Copy out each line below exactly as it appears.

════

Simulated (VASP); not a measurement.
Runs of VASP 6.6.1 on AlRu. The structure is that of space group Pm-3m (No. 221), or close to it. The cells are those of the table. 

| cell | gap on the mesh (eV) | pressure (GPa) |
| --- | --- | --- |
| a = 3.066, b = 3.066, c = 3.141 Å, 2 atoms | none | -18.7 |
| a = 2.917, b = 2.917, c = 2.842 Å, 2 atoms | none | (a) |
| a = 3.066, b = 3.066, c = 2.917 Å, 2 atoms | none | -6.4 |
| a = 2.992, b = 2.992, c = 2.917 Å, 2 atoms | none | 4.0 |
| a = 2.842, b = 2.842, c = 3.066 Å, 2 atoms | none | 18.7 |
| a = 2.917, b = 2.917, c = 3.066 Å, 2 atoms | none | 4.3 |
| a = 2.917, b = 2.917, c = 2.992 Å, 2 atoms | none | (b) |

════

▸ ANSWER BOX:
Simulated (VASP); not a measurement.
Runs of VASP 6.6.1 on AlRu. The structure is that of space group Pm-3m (No. 221), or close to it. The cells are those of the table. 

| cell | gap on the mesh (eV) | pressure (GPa) |
| --- | --- | --- |
| a = 3.066, b = 3.066, c = 3.141 Å, 2 atoms | none | -18.7 |
| a = 2.917, b = 2.917, c = 2.842 Å, 2 atoms | none | (a) |
| a = 3.066, b = 3.066, c = 2.917 Å, 2 atoms | none | -6.4 |
| a = 2.992, b = 2.992, c = 2.917 Å, 2 atoms | none | 4.0 |
| a = 2.842, b = 2.842, c = 3.066 Å, 2 atoms | none | 18.7 |
| a = 2.917, b = 2.917, c = 3.066 Å, 2 atoms | none | 4.3 |
| a = 2.917, b = 2.917, c = 2.992 Å, 2 atoms | none | (b) |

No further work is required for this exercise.